_Data for review_:
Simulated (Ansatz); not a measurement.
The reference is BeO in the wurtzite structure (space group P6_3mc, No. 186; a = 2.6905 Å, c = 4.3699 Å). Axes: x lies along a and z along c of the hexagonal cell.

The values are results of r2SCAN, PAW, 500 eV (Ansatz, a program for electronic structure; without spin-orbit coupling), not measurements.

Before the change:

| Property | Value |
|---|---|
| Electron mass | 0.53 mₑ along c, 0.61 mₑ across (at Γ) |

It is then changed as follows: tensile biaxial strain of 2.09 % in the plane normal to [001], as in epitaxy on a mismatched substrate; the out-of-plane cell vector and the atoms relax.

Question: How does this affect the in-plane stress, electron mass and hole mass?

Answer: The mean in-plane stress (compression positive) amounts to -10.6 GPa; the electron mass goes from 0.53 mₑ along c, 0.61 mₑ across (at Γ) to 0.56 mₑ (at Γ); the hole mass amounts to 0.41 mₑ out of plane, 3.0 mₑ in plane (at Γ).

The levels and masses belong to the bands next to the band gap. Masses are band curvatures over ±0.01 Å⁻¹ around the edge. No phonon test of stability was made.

_Assignment_: Return exactly the lines above from the line that has "It is then changed" through the line that has "Answer: The mean", inclusive, and nothing else.

_Answer space_:
It is then changed as follows: tensile biaxial strain of 2.09 % in the plane normal to [001], as in epitaxy on a mismatched substrate; the out-of-plane cell vector and the atoms relax.

Question: How does this affect the in-plane stress, electron mass and hole mass?

Answer: The mean in-plane stress (compression positive) amounts to -10.6 GPa; the electron mass goes from 0.53 mₑ along c, 0.61 mₑ across (at Γ) to 0.56 mₑ (at Γ); the hole mass amounts to 0.41 mₑ out of plane, 3.0 mₑ in plane (at Γ).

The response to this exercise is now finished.